## DATA TO EXAMINE
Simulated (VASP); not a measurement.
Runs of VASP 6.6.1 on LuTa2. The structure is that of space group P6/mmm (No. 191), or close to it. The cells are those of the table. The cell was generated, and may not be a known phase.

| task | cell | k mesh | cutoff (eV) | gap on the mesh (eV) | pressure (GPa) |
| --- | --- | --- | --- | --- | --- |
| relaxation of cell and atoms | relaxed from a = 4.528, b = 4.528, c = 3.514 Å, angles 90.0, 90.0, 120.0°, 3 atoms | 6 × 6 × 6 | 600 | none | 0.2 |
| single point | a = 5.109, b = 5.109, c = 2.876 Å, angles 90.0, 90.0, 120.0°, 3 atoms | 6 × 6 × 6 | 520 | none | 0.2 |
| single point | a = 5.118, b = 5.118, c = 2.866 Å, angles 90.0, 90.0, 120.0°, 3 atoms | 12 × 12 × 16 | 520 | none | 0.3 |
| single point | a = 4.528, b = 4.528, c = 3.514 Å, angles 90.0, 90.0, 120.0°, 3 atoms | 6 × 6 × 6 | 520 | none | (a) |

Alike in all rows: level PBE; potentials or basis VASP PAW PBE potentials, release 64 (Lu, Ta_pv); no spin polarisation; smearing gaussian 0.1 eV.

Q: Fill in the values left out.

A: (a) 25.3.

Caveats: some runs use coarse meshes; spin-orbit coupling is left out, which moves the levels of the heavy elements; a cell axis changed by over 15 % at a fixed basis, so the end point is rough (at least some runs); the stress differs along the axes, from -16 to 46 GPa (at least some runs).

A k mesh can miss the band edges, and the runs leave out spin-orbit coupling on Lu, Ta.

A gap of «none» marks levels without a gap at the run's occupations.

## REQUIREMENT
The answer must hold exactly the lines of the entries above, from the first line through the line that contains "none | (a) |", and no others.

## ANSWER AREA
Simulated (VASP); not a measurement.
Runs of VASP 6.6.1 on LuTa2. The structure is that of space group P6/mmm (No. 191), or close to it. The cells are those of the table. The cell was generated, and may not be a known phase.

| task | cell | k mesh | cutoff (eV) | gap on the mesh (eV) | pressure (GPa) |
| --- | --- | --- | --- | --- | --- |
| relaxation of cell and atoms | relaxed from a = 4.528, b = 4.528, c = 3.514 Å, angles 90.0, 90.0, 120.0°, 3 atoms | 6 × 6 × 6 | 600 | none | 0.2 |
| single point | a = 5.109, b = 5.109, c = 2.876 Å, angles 90.0, 90.0, 120.0°, 3 atoms | 6 × 6 × 6 | 520 | none | 0.2 |
| single point | a = 5.118, b = 5.118, c = 2.866 Å, angles 90.0, 90.0, 120.0°, 3 atoms | 12 × 12 × 16 | 520 | none | 0.3 |
| single point | a = 4.528, b = 4.528, c = 3.514 Å, angles 90.0, 90.0, 120.0°, 3 atoms | 6 × 6 × 6 | 520 | none | (a) |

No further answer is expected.